EXTRACTED RECORDS>
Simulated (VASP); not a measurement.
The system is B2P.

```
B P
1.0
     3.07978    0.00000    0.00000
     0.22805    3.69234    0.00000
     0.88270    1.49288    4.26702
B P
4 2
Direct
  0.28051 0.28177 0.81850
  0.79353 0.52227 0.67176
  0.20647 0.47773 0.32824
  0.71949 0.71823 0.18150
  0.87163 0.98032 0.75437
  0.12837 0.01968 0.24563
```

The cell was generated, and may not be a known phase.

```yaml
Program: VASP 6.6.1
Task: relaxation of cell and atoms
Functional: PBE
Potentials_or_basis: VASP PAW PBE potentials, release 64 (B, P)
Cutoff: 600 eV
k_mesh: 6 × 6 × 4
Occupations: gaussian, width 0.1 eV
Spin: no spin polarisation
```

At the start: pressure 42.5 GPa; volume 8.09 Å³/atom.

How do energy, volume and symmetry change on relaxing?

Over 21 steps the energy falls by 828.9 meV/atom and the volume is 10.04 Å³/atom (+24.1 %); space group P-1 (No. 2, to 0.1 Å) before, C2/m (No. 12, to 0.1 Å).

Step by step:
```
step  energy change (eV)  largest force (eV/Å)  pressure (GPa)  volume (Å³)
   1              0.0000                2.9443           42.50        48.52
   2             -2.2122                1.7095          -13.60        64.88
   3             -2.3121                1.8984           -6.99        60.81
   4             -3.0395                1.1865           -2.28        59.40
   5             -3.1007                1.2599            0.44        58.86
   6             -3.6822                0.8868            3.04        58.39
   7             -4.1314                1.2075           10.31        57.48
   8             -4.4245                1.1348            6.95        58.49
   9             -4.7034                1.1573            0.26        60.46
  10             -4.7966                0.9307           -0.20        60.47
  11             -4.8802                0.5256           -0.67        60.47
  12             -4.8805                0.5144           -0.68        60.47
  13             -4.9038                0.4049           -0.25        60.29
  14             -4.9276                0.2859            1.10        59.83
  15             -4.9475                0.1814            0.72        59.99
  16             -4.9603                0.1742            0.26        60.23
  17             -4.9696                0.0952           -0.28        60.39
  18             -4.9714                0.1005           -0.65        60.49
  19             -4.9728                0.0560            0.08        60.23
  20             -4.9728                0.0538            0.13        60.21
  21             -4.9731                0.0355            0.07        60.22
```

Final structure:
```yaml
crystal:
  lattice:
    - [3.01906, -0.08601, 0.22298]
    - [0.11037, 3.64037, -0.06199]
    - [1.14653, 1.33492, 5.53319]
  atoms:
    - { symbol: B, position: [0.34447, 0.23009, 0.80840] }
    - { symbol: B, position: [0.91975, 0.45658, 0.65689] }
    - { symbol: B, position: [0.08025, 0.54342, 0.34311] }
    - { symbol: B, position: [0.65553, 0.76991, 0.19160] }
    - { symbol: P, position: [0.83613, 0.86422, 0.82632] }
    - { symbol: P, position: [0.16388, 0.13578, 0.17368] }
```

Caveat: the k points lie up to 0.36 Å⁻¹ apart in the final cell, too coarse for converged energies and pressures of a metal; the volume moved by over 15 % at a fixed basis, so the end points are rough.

BRIEF> When you reach the line in the material above that holds "The cell was", begin reproducing lines exactly, and stop after the line that holds "At the start: pressure".

YOUR SOLUTION>
The cell was generated, and may not be a known phase.

```yaml
Program: VASP 6.6.1
Task: relaxation of cell and atoms
Functional: PBE
Potentials_or_basis: VASP PAW PBE potentials, release 64 (B, P)
Cutoff: 600 eV
k_mesh: 6 × 6 × 4
Occupations: gaussian, width 0.1 eV
Spin: no spin polarisation
```

At the start: pressure 42.5 GPa; volume 8.09 Å³/atom.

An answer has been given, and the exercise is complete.